- [REQUIRED ACTION] Set down the material exactly as given, please, from its first line through the line that includes "C₄H₅ClOS, numbered as".

━━━ DATA FOR REVIEW
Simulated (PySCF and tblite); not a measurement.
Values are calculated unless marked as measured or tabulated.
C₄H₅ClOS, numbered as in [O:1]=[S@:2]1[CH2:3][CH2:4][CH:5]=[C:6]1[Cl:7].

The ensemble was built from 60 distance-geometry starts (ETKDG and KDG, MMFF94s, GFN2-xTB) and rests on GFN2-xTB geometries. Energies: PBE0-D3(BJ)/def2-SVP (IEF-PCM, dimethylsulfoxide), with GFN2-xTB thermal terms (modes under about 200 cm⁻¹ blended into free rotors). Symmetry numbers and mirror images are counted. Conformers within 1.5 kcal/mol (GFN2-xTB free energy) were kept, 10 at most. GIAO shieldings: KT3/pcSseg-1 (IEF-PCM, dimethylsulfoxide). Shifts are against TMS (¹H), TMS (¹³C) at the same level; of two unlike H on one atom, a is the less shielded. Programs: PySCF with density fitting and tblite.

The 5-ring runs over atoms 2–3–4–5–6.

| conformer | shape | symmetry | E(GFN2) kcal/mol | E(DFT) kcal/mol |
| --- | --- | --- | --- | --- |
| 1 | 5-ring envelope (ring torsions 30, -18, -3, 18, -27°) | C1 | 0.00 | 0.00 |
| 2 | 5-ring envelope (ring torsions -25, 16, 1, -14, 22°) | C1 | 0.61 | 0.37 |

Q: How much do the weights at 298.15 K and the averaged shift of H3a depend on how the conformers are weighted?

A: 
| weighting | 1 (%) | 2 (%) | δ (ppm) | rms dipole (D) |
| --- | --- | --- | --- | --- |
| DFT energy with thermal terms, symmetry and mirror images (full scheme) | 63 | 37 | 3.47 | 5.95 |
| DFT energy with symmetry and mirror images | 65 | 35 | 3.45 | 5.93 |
━━━━━━

- [EXERCISE RESULT]
Simulated (PySCF and tblite); not a measurement.
Values are calculated unless marked as measured or tabulated.
C₄H₅ClOS, numbered as in [O:1]=[S@:2]1[CH2:3][CH2:4][CH:5]=[C:6]1[Cl:7].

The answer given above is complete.